> _Brief_:
Your answer must be the records, copied with no change.

··········
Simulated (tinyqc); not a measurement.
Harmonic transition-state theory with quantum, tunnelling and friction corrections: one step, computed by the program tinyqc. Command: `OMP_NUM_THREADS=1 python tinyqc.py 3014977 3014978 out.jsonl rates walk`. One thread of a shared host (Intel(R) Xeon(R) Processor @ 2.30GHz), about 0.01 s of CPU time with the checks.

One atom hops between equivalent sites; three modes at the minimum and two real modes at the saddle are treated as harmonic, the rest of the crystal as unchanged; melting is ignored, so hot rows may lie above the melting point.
··········

> _Written reply_:
Simulated (tinyqc); not a measurement.
Harmonic transition-state theory with quantum, tunnelling and friction corrections: one step, computed by the program tinyqc. Command: `OMP_NUM_THREADS=1 python tinyqc.py 3014977 3014978 out.jsonl rates walk`. One thread of a shared host (Intel(R) Xeon(R) Processor @ 2.30GHz), about 0.01 s of CPU time with the checks.

One atom hops between equivalent sites; three modes at the minimum and two real modes at the saddle are treated as harmonic, the rest of the crystal as unchanged; melting is ignored, so hot rows may lie above the melting point.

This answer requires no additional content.